Extracted material |
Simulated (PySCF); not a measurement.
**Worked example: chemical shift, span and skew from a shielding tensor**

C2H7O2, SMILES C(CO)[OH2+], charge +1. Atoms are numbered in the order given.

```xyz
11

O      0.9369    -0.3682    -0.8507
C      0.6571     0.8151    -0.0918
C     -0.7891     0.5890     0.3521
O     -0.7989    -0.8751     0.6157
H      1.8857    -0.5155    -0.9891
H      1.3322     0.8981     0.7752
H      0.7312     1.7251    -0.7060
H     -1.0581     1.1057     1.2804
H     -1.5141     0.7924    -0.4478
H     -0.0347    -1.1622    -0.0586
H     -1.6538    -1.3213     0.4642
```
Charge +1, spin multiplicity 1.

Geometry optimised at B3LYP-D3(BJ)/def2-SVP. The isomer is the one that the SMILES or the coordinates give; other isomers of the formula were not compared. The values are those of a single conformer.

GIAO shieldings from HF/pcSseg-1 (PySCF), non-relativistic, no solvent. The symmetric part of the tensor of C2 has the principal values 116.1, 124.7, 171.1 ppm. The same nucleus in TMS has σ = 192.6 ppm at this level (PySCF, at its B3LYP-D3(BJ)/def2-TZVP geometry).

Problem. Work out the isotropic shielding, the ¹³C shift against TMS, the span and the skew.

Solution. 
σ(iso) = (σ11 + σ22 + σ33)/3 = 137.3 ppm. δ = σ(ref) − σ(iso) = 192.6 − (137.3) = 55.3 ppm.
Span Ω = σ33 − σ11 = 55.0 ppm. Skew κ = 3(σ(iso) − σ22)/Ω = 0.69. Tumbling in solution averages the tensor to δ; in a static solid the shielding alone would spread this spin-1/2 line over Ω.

Work order | Reproduce the records above exactly, from the first line through the line containing "σ(iso) = (σ11", and output nothing else.

Written solution |
Simulated (PySCF); not a measurement.
**Worked example: chemical shift, span and skew from a shielding tensor**

C2H7O2, SMILES C(CO)[OH2+], charge +1. Atoms are numbered in the order given.

```xyz
11

O      0.9369    -0.3682    -0.8507
C      0.6571     0.8151    -0.0918
C     -0.7891     0.5890     0.3521
O     -0.7989    -0.8751     0.6157
H      1.8857    -0.5155    -0.9891
H      1.3322     0.8981     0.7752
H      0.7312     1.7251    -0.7060
H     -1.0581     1.1057     1.2804
H     -1.5141     0.7924    -0.4478
H     -0.0347    -1.1622    -0.0586
H     -1.6538    -1.3213     0.4642
```
Charge +1, spin multiplicity 1.

Geometry optimised at B3LYP-D3(BJ)/def2-SVP. The isomer is the one that the SMILES or the coordinates give; other isomers of the formula were not compared. The values are those of a single conformer.

GIAO shieldings from HF/pcSseg-1 (PySCF), non-relativistic, no solvent. The symmetric part of the tensor of C2 has the principal values 116.1, 124.7, 171.1 ppm. The same nucleus in TMS has σ = 192.6 ppm at this level (PySCF, at its B3LYP-D3(BJ)/def2-TZVP geometry).

Problem. Work out the isotropic shielding, the ¹³C shift against TMS, the span and the skew.

Solution. 
σ(iso) = (σ11 + σ22 + σ33)/3 = 137.3 ppm. δ = σ(ref) − σ(iso) = 192.6 − (137.3) = 55.3 ppm.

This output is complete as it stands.